Please reproduce the full listing exactly, with nothing added.

LISTED ENTRIES: Begin

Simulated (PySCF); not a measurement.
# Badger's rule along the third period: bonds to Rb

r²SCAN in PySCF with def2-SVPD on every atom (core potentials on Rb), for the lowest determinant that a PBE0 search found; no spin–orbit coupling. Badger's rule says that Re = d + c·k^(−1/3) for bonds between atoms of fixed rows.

LISTED ENTRIES: End

§ EXERCISE RESPONSE
Simulated (PySCF); not a measurement.
# Badger's rule along the third period: bonds to Rb

r²SCAN in PySCF with def2-SVPD on every atom (core potentials on Rb), for the lowest determinant that a PBE0 search found; no spin–orbit coupling. Badger's rule says that Re = d + c·k^(−1/3) for bonds between atoms of fixed rows.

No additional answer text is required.